⟨

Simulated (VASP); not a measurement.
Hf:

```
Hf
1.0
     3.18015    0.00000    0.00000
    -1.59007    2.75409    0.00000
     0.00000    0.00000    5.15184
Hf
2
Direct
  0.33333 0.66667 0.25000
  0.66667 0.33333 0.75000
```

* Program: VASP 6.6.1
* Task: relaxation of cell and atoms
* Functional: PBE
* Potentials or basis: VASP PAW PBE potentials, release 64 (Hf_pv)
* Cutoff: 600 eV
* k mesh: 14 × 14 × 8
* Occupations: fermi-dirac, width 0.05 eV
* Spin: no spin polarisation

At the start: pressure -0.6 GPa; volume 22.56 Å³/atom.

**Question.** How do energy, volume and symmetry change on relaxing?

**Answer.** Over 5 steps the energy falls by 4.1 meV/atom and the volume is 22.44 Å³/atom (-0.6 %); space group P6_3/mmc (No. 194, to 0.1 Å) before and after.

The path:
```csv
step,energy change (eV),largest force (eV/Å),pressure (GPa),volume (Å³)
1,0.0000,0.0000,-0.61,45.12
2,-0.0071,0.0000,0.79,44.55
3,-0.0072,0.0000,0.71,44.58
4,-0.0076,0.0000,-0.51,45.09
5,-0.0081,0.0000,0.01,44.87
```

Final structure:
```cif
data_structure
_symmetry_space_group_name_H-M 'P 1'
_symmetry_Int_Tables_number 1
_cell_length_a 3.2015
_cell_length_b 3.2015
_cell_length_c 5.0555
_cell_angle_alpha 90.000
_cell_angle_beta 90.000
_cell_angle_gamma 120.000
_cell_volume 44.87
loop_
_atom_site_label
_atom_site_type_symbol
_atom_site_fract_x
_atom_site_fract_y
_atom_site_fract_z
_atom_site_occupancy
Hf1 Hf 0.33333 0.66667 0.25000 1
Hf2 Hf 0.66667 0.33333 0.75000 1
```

⟩

Please reply with an exact copy of the lines above, starting at the first and ending at the line that holds "At the start: pressure".

Simulated (VASP); not a measurement.
Hf:

```
Hf
1.0
     3.18015    0.00000    0.00000
    -1.59007    2.75409    0.00000
     0.00000    0.00000    5.15184
Hf
2
Direct
  0.33333 0.66667 0.25000
  0.66667 0.33333 0.75000
```

* Program: VASP 6.6.1
* Task: relaxation of cell and atoms
* Functional: PBE
* Potentials or basis: VASP PAW PBE potentials, release 64 (Hf_pv)
* Cutoff: 600 eV
* k mesh: 14 × 14 × 8
* Occupations: fermi-dirac, width 0.05 eV
* Spin: no spin polarisation

At the start: pressure -0.6 GPa; volume 22.56 Å³/atom.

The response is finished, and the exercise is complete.